#### PROVIDED RECORDS:
┌──
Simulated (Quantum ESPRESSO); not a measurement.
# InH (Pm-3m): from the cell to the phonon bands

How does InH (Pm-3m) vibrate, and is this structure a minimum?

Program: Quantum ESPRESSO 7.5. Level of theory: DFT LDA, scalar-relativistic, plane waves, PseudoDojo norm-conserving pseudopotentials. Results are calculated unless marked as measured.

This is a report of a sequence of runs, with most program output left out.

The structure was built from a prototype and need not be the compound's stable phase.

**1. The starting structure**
└──

Repeat each line of the data exactly as it appears above.

#### RESPONSE:
Simulated (Quantum ESPRESSO); not a measurement.
# InH (Pm-3m): from the cell to the phonon bands

How does InH (Pm-3m) vibrate, and is this structure a minimum?

Program: Quantum ESPRESSO 7.5. Level of theory: DFT LDA, scalar-relativistic, plane waves, PseudoDojo norm-conserving pseudopotentials. Results are calculated unless marked as measured.

This is a report of a sequence of runs, with most program output left out.

The structure was built from a prototype and need not be the compound's stable phase.

**1. The starting structure**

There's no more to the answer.